WORK TASK: Output the full listing below exactly.

MATERIAL SUPPLIED:
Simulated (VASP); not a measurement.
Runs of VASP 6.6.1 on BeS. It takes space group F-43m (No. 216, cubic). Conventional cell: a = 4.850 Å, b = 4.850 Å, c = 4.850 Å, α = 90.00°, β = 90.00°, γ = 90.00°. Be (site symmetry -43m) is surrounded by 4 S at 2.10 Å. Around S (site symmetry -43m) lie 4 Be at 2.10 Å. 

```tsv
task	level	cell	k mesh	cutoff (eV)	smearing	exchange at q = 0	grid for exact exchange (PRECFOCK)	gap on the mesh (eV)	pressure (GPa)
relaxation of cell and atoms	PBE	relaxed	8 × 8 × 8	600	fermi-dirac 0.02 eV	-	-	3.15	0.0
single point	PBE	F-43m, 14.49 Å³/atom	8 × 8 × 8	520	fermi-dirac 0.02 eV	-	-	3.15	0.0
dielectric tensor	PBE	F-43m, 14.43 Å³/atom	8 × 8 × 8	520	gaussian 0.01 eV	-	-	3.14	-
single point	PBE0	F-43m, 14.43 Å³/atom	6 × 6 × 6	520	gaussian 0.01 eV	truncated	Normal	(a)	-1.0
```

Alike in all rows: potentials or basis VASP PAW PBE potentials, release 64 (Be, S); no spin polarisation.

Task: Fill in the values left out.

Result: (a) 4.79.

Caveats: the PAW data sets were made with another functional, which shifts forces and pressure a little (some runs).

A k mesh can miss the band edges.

RESULT:
Simulated (VASP); not a measurement.
Runs of VASP 6.6.1 on BeS. It takes space group F-43m (No. 216, cubic). Conventional cell: a = 4.850 Å, b = 4.850 Å, c = 4.850 Å, α = 90.00°, β = 90.00°, γ = 90.00°. Be (site symmetry -43m) is surrounded by 4 S at 2.10 Å. Around S (site symmetry -43m) lie 4 Be at 2.10 Å. 

```tsv
task	level	cell	k mesh	cutoff (eV)	smearing	exchange at q = 0	grid for exact exchange (PRECFOCK)	gap on the mesh (eV)	pressure (GPa)
relaxation of cell and atoms	PBE	relaxed	8 × 8 × 8	600	fermi-dirac 0.02 eV	-	-	3.15	0.0
single point	PBE	F-43m, 14.49 Å³/atom	8 × 8 × 8	520	fermi-dirac 0.02 eV	-	-	3.15	0.0
dielectric tensor	PBE	F-43m, 14.43 Å³/atom	8 × 8 × 8	520	gaussian 0.01 eV	-	-	3.14	-
single point	PBE0	F-43m, 14.43 Å³/atom	6 × 6 × 6	520	gaussian 0.01 eV	truncated	Normal	(a)	-1.0
```

Alike in all rows: potentials or basis VASP PAW PBE potentials, release 64 (Be, S); no spin polarisation.

Task: Fill in the values left out.

Result: (a) 4.79.

Caveats: the PAW data sets were made with another functional, which shifts forces and pressure a little (some runs).

A k mesh can miss the band edges.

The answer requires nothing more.